Work order: For this exercise, output every line of the data as it stands.

Given data:
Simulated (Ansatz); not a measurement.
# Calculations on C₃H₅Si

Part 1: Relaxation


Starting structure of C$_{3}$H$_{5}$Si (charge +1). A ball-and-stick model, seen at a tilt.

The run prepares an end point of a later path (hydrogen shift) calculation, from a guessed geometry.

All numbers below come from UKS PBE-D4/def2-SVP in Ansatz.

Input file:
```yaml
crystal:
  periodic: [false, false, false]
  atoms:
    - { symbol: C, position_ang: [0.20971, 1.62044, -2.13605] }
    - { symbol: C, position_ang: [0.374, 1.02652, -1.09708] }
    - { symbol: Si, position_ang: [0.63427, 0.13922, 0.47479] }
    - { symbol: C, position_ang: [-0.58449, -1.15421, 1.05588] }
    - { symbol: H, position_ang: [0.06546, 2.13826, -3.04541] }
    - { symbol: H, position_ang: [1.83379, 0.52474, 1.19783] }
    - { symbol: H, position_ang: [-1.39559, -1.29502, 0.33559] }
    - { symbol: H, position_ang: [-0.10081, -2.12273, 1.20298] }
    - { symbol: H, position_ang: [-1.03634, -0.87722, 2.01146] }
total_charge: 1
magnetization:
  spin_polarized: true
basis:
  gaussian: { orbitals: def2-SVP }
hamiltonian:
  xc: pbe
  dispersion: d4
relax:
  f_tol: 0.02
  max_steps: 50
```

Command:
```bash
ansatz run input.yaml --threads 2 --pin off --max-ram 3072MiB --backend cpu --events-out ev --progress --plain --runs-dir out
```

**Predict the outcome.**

Worked solution:
Simulated (Ansatz); not a measurement.
# Calculations on C₃H₅Si

Part 1: Relaxation


Starting structure of C$_{3}$H$_{5}$Si (charge +1). A ball-and-stick model, seen at a tilt.

The run prepares an end point of a later path (hydrogen shift) calculation, from a guessed geometry.

All numbers below come from UKS PBE-D4/def2-SVP in Ansatz.

Input file:
```yaml
crystal:
  periodic: [false, false, false]
  atoms:
    - { symbol: C, position_ang: [0.20971, 1.62044, -2.13605] }
    - { symbol: C, position_ang: [0.374, 1.02652, -1.09708] }
    - { symbol: Si, position_ang: [0.63427, 0.13922, 0.47479] }
    - { symbol: C, position_ang: [-0.58449, -1.15421, 1.05588] }
    - { symbol: H, position_ang: [0.06546, 2.13826, -3.04541] }
    - { symbol: H, position_ang: [1.83379, 0.52474, 1.19783] }
    - { symbol: H, position_ang: [-1.39559, -1.29502, 0.33559] }
    - { symbol: H, position_ang: [-0.10081, -2.12273, 1.20298] }
    - { symbol: H, position_ang: [-1.03634, -0.87722, 2.01146] }
total_charge: 1
magnetization:
  spin_polarized: true
basis:
  gaussian: { orbitals: def2-SVP }
hamiltonian:
  xc: pbe
  dispersion: d4
relax:
  f_tol: 0.02
  max_steps: 50
```

Command:
```bash
ansatz run input.yaml --threads 2 --pin off --max-ram 3072MiB --backend cpu --events-out ev --progress --plain --runs-dir out
```

**Predict the outcome.**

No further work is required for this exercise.